Content starts
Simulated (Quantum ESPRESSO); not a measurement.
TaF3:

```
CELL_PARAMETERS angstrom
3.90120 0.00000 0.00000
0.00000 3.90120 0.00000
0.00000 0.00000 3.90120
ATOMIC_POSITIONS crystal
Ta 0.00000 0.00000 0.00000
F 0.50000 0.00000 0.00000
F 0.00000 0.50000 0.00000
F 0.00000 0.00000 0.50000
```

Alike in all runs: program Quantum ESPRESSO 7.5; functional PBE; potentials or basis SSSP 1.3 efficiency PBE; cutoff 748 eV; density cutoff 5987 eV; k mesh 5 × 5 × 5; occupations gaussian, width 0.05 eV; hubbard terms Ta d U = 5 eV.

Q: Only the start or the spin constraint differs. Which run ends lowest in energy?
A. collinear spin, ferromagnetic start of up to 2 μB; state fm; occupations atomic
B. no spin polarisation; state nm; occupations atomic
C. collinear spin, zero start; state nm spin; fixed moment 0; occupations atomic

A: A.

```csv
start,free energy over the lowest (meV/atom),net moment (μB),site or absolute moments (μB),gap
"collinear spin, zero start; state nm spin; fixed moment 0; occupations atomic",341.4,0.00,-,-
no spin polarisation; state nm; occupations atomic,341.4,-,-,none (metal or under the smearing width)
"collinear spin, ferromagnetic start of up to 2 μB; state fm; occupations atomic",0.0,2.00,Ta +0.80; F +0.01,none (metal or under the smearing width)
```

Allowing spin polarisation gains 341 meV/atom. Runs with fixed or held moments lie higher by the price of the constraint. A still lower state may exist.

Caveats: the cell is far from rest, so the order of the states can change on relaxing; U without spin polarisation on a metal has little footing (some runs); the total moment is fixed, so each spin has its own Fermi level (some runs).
Content ends

*WORK ITEM*.
Start with the first line. Please copy exactly each line of the listing through the one with "Q: Only the", including it.

*ANSWER SPACE*.
Simulated (Quantum ESPRESSO); not a measurement.
TaF3:

```
CELL_PARAMETERS angstrom
3.90120 0.00000 0.00000
0.00000 3.90120 0.00000
0.00000 0.00000 3.90120
ATOMIC_POSITIONS crystal
Ta 0.00000 0.00000 0.00000
F 0.50000 0.00000 0.00000
F 0.00000 0.50000 0.00000
F 0.00000 0.00000 0.50000
```

Alike in all runs: program Quantum ESPRESSO 7.5; functional PBE; potentials or basis SSSP 1.3 efficiency PBE; cutoff 748 eV; density cutoff 5987 eV; k mesh 5 × 5 × 5; occupations gaussian, width 0.05 eV; hubbard terms Ta d U = 5 eV.

Q: Only the start or the spin constraint differs. Which run ends lowest in energy?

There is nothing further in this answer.